ACTIVITY: Set down, in full, every record in the block.

SOURCE MATERIAL:
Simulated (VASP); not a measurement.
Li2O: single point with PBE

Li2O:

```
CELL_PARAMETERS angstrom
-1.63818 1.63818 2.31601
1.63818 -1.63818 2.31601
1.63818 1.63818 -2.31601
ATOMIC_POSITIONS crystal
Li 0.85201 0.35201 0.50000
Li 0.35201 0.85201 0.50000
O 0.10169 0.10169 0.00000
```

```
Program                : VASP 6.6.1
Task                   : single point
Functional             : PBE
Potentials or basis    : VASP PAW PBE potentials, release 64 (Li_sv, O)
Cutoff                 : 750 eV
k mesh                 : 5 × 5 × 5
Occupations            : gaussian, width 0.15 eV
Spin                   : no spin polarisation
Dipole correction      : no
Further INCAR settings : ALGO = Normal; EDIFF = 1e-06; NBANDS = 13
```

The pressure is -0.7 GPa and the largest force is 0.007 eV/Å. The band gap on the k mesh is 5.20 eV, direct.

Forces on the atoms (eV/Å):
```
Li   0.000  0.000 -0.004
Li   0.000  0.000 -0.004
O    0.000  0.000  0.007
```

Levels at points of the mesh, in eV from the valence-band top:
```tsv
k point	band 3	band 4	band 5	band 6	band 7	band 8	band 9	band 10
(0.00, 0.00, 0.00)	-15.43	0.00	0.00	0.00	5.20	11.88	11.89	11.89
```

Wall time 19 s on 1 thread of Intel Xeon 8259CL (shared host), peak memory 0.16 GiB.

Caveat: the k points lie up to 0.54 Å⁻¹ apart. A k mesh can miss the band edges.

ANSWER SECTION:
Simulated (VASP); not a measurement.
Li2O: single point with PBE

Li2O:

```
CELL_PARAMETERS angstrom
-1.63818 1.63818 2.31601
1.63818 -1.63818 2.31601
1.63818 1.63818 -2.31601
ATOMIC_POSITIONS crystal
Li 0.85201 0.35201 0.50000
Li 0.35201 0.85201 0.50000
O 0.10169 0.10169 0.00000
```

```
Program                : VASP 6.6.1
Task                   : single point
Functional             : PBE
Potentials or basis    : VASP PAW PBE potentials, release 64 (Li_sv, O)
Cutoff                 : 750 eV
k mesh                 : 5 × 5 × 5
Occupations            : gaussian, width 0.15 eV
Spin                   : no spin polarisation
Dipole correction      : no
Further INCAR settings : ALGO = Normal; EDIFF = 1e-06; NBANDS = 13
```

The pressure is -0.7 GPa and the largest force is 0.007 eV/Å. The band gap on the k mesh is 5.20 eV, direct.

Forces on the atoms (eV/Å):
```
Li   0.000  0.000 -0.004
Li   0.000  0.000 -0.004
O    0.000  0.000  0.007
```

Levels at points of the mesh, in eV from the valence-band top:
```tsv
k point	band 3	band 4	band 5	band 6	band 7	band 8	band 9	band 10
(0.00, 0.00, 0.00)	-15.43	0.00	0.00	0.00	5.20	11.88	11.89	11.89
```

Wall time 19 s on 1 thread of Intel Xeon 8259CL (shared host), peak memory 0.16 GiB.

Caveat: the k points lie up to 0.54 Å⁻¹ apart. A k mesh can miss the band edges.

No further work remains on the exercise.